ACTIVITY: Give back every entry, exactly as written.

DATASET CONTENT:
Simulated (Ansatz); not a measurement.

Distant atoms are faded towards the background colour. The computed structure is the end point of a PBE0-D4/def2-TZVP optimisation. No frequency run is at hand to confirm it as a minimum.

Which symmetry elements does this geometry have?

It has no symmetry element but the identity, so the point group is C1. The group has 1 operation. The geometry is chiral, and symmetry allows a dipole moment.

TASK SOLUTION:
Simulated (Ansatz); not a measurement.

Distant atoms are faded towards the background colour. The computed structure is the end point of a PBE0-D4/def2-TZVP optimisation. No frequency run is at hand to confirm it as a minimum.

Which symmetry elements does this geometry have?

It has no symmetry element but the identity, so the point group is C1. The group has 1 operation. The geometry is chiral, and symmetry allows a dipole moment.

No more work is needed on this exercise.